Segment Start: Recorded information

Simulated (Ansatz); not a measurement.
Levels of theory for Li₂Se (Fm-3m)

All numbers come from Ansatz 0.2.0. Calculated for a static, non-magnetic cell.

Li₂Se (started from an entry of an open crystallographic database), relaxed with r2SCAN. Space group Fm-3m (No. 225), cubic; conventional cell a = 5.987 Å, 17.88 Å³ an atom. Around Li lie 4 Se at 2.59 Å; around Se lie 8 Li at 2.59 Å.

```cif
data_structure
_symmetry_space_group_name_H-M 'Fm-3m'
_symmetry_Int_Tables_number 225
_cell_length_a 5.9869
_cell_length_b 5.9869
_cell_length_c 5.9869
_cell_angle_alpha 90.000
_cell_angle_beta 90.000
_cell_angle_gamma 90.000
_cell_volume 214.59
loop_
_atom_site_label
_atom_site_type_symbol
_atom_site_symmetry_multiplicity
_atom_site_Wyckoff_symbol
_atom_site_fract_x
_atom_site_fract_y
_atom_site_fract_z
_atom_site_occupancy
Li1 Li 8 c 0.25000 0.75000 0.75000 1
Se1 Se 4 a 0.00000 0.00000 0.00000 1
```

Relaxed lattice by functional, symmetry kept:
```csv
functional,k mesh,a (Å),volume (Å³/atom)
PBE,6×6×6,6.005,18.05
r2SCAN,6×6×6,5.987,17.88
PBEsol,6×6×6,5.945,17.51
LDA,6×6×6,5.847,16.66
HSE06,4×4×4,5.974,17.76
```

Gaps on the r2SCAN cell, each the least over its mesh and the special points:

Segment End: Recorded information

* _Task item_
Give again, exactly as written, the lines running from the first line of the data above through the line that contains "All numbers come".

* _Task answer_
Simulated (Ansatz); not a measurement.
Levels of theory for Li₂Se (Fm-3m)

All numbers come from Ansatz 0.2.0. Calculated for a static, non-magnetic cell.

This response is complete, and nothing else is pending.